########################################

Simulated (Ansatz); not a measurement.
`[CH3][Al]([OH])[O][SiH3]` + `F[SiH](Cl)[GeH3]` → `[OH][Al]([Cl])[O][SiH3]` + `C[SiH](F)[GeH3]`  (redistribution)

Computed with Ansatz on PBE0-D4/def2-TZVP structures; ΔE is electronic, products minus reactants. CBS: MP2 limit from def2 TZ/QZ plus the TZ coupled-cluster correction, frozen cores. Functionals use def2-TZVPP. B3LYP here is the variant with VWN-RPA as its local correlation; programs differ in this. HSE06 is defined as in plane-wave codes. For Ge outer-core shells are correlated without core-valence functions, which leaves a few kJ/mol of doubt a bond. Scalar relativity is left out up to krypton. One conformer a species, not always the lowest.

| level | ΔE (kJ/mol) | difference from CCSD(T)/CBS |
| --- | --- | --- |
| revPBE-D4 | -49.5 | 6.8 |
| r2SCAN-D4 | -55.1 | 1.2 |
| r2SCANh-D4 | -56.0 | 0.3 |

########################################

Activity: From the listing above, the lines starting with the one that has "Computed with Ansatz" and running through the one that has "-55.1 | 1.2 |" should be copied exactly, ends included.

Exercise result:
Computed with Ansatz on PBE0-D4/def2-TZVP structures; ΔE is electronic, products minus reactants. CBS: MP2 limit from def2 TZ/QZ plus the TZ coupled-cluster correction, frozen cores. Functionals use def2-TZVPP. B3LYP here is the variant with VWN-RPA as its local correlation; programs differ in this. HSE06 is defined as in plane-wave codes. For Ge outer-core shells are correlated without core-valence functions, which leaves a few kJ/mol of doubt a bond. Scalar relativity is left out up to krypton. One conformer a species, not always the lowest.

| level | ΔE (kJ/mol) | difference from CCSD(T)/CBS |
| --- | --- | --- |
| revPBE-D4 | -49.5 | 6.8 |
| r2SCAN-D4 | -55.1 | 1.2 |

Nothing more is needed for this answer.